Work request:
Beneath this instruction is a listing; print exactly the lines in it starting at the line that contains "AgBiSeS: single point with LDA" and going through the line that contains "The pressure is".

Extracted records:
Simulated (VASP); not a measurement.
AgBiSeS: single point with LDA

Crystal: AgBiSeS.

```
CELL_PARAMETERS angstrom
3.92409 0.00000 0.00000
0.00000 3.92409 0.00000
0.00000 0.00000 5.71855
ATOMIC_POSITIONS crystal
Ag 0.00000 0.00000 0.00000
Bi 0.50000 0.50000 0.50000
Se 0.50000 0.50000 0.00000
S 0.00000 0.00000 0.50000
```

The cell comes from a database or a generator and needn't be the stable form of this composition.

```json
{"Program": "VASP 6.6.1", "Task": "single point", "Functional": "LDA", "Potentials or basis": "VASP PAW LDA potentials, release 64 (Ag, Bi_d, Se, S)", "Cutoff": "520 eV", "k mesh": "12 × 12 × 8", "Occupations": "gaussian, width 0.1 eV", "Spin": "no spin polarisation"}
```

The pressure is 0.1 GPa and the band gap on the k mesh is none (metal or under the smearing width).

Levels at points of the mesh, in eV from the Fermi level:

Exercise output:
AgBiSeS: single point with LDA

Crystal: AgBiSeS.

```
CELL_PARAMETERS angstrom
3.92409 0.00000 0.00000
0.00000 3.92409 0.00000
0.00000 0.00000 5.71855
ATOMIC_POSITIONS crystal
Ag 0.00000 0.00000 0.00000
Bi 0.50000 0.50000 0.50000
Se 0.50000 0.50000 0.00000
S 0.00000 0.00000 0.50000
```

The cell comes from a database or a generator and needn't be the stable form of this composition.

```json
{"Program": "VASP 6.6.1", "Task": "single point", "Functional": "LDA", "Potentials or basis": "VASP PAW LDA potentials, release 64 (Ag, Bi_d, Se, S)", "Cutoff": "520 eV", "k mesh": "12 × 12 × 8", "Occupations": "gaussian, width 0.1 eV", "Spin": "no spin polarisation"}
```

The pressure is 0.1 GPa and the band gap on the k mesh is none (metal or under the smearing width).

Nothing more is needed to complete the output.